▸ Brief
Every line of the material must be written out again unchanged.

▸ Raw data
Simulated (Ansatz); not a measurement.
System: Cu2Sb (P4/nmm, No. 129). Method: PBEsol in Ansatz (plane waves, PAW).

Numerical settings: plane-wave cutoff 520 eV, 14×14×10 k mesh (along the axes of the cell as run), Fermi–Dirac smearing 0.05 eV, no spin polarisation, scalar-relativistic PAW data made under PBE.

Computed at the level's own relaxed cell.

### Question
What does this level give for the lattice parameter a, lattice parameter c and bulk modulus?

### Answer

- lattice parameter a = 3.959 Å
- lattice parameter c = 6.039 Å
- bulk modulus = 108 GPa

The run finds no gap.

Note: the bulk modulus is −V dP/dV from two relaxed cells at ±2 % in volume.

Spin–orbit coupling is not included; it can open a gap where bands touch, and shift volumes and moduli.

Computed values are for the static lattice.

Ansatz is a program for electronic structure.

▸ Written reply
Simulated (Ansatz); not a measurement.
System: Cu2Sb (P4/nmm, No. 129). Method: PBEsol in Ansatz (plane waves, PAW).

Numerical settings: plane-wave cutoff 520 eV, 14×14×10 k mesh (along the axes of the cell as run), Fermi–Dirac smearing 0.05 eV, no spin polarisation, scalar-relativistic PAW data made under PBE.

Computed at the level's own relaxed cell.

### Question
What does this level give for the lattice parameter a, lattice parameter c and bulk modulus?

### Answer

- lattice parameter a = 3.959 Å
- lattice parameter c = 6.039 Å
- bulk modulus = 108 GPa

The run finds no gap.

Note: the bulk modulus is −V dP/dV from two relaxed cells at ±2 % in volume.

Spin–orbit coupling is not included; it can open a gap where bands touch, and shift volumes and moduli.

Computed values are for the static lattice.

Ansatz is a program for electronic structure.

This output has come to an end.